## Data listing
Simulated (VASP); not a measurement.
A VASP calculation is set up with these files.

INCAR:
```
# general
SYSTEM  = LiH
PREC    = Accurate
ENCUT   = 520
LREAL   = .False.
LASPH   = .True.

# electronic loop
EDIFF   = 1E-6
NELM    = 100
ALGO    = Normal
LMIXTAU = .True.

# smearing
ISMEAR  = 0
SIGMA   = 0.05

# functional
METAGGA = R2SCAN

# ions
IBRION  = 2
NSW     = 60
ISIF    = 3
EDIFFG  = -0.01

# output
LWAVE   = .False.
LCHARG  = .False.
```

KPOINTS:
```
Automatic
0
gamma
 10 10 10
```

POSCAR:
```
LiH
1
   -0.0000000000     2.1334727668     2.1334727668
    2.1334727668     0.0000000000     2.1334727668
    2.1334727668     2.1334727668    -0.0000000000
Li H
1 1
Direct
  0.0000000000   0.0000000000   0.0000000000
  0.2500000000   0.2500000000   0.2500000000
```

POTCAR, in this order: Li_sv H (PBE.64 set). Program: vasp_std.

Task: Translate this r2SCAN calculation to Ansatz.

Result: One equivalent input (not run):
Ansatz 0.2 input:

## Assigned task
Transcribe, word for word, the data above from its first line through the line with "Result: One equivalent", and include nothing else.

## Task solution
Simulated (VASP); not a measurement.
A VASP calculation is set up with these files.

INCAR:
```
# general
SYSTEM  = LiH
PREC    = Accurate
ENCUT   = 520
LREAL   = .False.
LASPH   = .True.

# electronic loop
EDIFF   = 1E-6
NELM    = 100
ALGO    = Normal
LMIXTAU = .True.

# smearing
ISMEAR  = 0
SIGMA   = 0.05

# functional
METAGGA = R2SCAN

# ions
IBRION  = 2
NSW     = 60
ISIF    = 3
EDIFFG  = -0.01

# output
LWAVE   = .False.
LCHARG  = .False.
```

KPOINTS:
```
Automatic
0
gamma
 10 10 10
```

POSCAR:
```
LiH
1
   -0.0000000000     2.1334727668     2.1334727668
    2.1334727668     0.0000000000     2.1334727668
    2.1334727668     2.1334727668    -0.0000000000
Li H
1 1
Direct
  0.0000000000   0.0000000000   0.0000000000
  0.2500000000   0.2500000000   0.2500000000
```

POTCAR, in this order: Li_sv H (PBE.64 set). Program: vasp_std.

Task: Translate this r2SCAN calculation to Ansatz.

Result: One equivalent input (not run):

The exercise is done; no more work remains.